• Task item
Scan the records below for the line with "192 | 192 |" and the line with "Atom by atom". Repeat those two lines and every line between them exactly, and nothing else.

───── Data excerpts ─────

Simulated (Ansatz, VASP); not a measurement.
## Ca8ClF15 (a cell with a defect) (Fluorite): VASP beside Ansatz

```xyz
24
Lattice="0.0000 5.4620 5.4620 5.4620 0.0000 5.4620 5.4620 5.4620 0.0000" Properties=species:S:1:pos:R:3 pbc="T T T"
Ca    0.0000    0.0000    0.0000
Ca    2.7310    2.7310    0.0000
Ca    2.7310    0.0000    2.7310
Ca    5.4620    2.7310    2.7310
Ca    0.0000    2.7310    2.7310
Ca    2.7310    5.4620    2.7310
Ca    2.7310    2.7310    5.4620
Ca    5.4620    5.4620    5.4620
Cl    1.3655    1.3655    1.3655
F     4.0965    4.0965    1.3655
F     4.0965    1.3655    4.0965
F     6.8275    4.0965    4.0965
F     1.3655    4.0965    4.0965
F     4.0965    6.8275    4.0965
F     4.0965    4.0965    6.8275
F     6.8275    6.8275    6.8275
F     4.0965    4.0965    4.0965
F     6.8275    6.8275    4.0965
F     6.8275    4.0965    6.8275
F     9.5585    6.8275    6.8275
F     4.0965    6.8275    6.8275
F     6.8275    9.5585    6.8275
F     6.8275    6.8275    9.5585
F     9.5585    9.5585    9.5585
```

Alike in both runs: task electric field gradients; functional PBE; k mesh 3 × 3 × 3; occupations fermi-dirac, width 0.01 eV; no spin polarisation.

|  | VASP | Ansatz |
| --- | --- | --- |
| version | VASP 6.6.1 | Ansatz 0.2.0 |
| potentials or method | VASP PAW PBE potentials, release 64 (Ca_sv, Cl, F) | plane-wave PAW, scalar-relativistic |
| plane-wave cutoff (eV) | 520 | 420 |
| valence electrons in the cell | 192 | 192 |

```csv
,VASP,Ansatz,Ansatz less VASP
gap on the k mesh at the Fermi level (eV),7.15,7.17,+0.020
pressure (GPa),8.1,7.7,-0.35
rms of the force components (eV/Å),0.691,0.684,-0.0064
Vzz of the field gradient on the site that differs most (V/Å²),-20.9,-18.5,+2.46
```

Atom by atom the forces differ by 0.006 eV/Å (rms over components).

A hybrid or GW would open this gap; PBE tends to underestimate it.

─────

• Task solution
| valence electrons in the cell | 192 | 192 |

```csv
,VASP,Ansatz,Ansatz less VASP
gap on the k mesh at the Fermi level (eV),7.15,7.17,+0.020
pressure (GPa),8.1,7.7,-0.35
rms of the force components (eV/Å),0.691,0.684,-0.0064
Vzz of the field gradient on the site that differs most (V/Å²),-20.9,-18.5,+2.46
```

Atom by atom the forces differ by 0.006 eV/Å (rms over components).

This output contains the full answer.